Information section start

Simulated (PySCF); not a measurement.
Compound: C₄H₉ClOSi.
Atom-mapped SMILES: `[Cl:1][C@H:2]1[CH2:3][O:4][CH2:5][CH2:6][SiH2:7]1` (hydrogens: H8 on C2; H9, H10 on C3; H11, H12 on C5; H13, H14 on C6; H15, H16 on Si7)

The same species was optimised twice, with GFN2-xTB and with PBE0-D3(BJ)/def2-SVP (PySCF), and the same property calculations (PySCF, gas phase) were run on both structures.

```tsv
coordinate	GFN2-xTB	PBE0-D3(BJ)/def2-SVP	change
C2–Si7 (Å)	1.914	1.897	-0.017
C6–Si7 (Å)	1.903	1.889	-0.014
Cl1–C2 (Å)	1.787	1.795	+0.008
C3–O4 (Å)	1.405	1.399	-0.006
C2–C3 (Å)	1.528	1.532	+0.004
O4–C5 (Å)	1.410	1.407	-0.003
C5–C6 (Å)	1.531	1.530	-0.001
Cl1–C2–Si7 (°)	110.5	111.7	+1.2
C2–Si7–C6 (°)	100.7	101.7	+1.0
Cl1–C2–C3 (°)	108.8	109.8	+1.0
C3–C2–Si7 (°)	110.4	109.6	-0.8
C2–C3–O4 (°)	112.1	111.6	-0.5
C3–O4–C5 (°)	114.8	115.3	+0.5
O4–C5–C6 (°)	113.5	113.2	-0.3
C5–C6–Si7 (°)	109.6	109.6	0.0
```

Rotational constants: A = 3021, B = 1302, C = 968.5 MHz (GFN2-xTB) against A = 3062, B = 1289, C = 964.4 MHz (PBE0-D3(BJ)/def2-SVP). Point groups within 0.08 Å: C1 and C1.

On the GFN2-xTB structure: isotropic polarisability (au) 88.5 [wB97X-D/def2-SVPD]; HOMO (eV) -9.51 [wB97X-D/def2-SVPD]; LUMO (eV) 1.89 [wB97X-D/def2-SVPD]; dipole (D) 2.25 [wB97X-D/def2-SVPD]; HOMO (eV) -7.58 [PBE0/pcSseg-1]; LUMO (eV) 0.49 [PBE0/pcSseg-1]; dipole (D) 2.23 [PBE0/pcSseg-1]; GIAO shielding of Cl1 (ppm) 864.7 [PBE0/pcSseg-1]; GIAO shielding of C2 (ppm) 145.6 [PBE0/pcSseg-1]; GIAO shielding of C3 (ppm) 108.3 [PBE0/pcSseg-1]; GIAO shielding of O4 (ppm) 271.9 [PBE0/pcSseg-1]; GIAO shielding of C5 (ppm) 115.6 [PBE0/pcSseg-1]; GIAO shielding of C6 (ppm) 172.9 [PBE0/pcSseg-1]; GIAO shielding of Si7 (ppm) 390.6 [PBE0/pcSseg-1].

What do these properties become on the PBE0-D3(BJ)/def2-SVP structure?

Information section end

--- Work instruction ---
The lines to copy run from the first line of the entries to the line containing "On the GFN2-xTB"; copy them exactly and output nothing else.

--- Task output ---
Simulated (PySCF); not a measurement.
Compound: C₄H₉ClOSi.
Atom-mapped SMILES: `[Cl:1][C@H:2]1[CH2:3][O:4][CH2:5][CH2:6][SiH2:7]1` (hydrogens: H8 on C2; H9, H10 on C3; H11, H12 on C5; H13, H14 on C6; H15, H16 on Si7)

The same species was optimised twice, with GFN2-xTB and with PBE0-D3(BJ)/def2-SVP (PySCF), and the same property calculations (PySCF, gas phase) were run on both structures.

```tsv
coordinate	GFN2-xTB	PBE0-D3(BJ)/def2-SVP	change
C2–Si7 (Å)	1.914	1.897	-0.017
C6–Si7 (Å)	1.903	1.889	-0.014
Cl1–C2 (Å)	1.787	1.795	+0.008
C3–O4 (Å)	1.405	1.399	-0.006
C2–C3 (Å)	1.528	1.532	+0.004
O4–C5 (Å)	1.410	1.407	-0.003
C5–C6 (Å)	1.531	1.530	-0.001
Cl1–C2–Si7 (°)	110.5	111.7	+1.2
C2–Si7–C6 (°)	100.7	101.7	+1.0
Cl1–C2–C3 (°)	108.8	109.8	+1.0
C3–C2–Si7 (°)	110.4	109.6	-0.8
C2–C3–O4 (°)	112.1	111.6	-0.5
C3–O4–C5 (°)	114.8	115.3	+0.5
O4–C5–C6 (°)	113.5	113.2	-0.3
C5–C6–Si7 (°)	109.6	109.6	0.0
```

Rotational constants: A = 3021, B = 1302, C = 968.5 MHz (GFN2-xTB) against A = 3062, B = 1289, C = 964.4 MHz (PBE0-D3(BJ)/def2-SVP). Point groups within 0.08 Å: C1 and C1.

On the GFN2-xTB structure: isotropic polarisability (au) 88.5 [wB97X-D/def2-SVPD]; HOMO (eV) -9.51 [wB97X-D/def2-SVPD]; LUMO (eV) 1.89 [wB97X-D/def2-SVPD]; dipole (D) 2.25 [wB97X-D/def2-SVPD]; HOMO (eV) -7.58 [PBE0/pcSseg-1]; LUMO (eV) 0.49 [PBE0/pcSseg-1]; dipole (D) 2.23 [PBE0/pcSseg-1]; GIAO shielding of Cl1 (ppm) 864.7 [PBE0/pcSseg-1]; GIAO shielding of C2 (ppm) 145.6 [PBE0/pcSseg-1]; GIAO shielding of C3 (ppm) 108.3 [PBE0/pcSseg-1]; GIAO shielding of O4 (ppm) 271.9 [PBE0/pcSseg-1]; GIAO shielding of C5 (ppm) 115.6 [PBE0/pcSseg-1]; GIAO shielding of C6 (ppm) 172.9 [PBE0/pcSseg-1]; GIAO shielding of Si7 (ppm) 390.6 [PBE0/pcSseg-1].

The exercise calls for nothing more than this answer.